(Data section begins)
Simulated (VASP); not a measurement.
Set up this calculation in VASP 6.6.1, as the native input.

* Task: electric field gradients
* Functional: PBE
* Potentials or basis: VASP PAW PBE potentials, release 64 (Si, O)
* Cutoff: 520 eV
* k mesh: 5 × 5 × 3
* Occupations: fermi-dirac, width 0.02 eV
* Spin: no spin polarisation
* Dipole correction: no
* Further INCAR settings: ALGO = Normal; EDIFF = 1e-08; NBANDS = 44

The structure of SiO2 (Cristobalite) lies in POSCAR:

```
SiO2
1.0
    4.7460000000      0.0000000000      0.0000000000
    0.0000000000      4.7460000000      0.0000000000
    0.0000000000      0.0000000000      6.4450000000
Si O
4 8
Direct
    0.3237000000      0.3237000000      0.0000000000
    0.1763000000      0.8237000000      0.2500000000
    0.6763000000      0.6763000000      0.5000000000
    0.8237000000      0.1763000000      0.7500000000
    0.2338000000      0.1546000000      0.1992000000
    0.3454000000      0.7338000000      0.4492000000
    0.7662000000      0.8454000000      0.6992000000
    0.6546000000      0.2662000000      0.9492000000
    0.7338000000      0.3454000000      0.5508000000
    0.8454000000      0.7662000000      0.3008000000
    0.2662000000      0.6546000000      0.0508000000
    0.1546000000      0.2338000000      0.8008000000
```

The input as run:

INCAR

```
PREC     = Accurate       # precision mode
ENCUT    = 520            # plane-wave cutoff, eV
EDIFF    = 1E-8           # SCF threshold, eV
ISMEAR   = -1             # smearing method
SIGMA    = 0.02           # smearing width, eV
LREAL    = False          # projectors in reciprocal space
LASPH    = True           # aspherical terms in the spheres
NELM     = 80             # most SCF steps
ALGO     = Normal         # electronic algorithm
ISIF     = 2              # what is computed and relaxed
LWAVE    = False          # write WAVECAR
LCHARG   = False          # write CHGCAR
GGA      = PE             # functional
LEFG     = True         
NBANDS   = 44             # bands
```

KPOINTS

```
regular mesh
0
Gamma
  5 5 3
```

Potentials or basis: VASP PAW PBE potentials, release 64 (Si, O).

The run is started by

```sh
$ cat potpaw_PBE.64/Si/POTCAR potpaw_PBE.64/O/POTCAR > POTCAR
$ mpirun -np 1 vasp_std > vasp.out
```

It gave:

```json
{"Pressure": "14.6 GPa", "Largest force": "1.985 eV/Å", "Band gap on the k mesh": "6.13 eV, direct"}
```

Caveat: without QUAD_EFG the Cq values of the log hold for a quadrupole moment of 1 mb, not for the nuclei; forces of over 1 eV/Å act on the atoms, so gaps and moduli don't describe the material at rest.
(Data section ends)

Up to and including the line with "Dipole correction: no", repeat the entries exactly, beginning at their first line.

Simulated (VASP); not a measurement.
Set up this calculation in VASP 6.6.1, as the native input.

* Task: electric field gradients
* Functional: PBE
* Potentials or basis: VASP PAW PBE potentials, release 64 (Si, O)
* Cutoff: 520 eV
* k mesh: 5 × 5 × 3
* Occupations: fermi-dirac, width 0.02 eV
* Spin: no spin polarisation
* Dipole correction: no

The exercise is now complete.